Excerpted data:
--------

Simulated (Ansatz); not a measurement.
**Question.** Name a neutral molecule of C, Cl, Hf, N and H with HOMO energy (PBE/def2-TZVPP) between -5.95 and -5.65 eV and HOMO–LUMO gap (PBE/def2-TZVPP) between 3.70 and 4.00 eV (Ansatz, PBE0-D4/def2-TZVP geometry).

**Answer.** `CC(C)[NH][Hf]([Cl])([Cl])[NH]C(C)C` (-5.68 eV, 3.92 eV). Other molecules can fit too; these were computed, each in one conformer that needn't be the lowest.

--------

Exercise: Once you have read the records above, write them out again exactly.

Response:
Simulated (Ansatz); not a measurement.
**Question.** Name a neutral molecule of C, Cl, Hf, N and H with HOMO energy (PBE/def2-TZVPP) between -5.95 and -5.65 eV and HOMO–LUMO gap (PBE/def2-TZVPP) between 3.70 and 4.00 eV (Ansatz, PBE0-D4/def2-TZVP geometry).

**Answer.** `CC(C)[NH][Hf]([Cl])([Cl])[NH]C(C)C` (-5.68 eV, 3.92 eV). Other molecules can fit too; these were computed, each in one conformer that needn't be the lowest.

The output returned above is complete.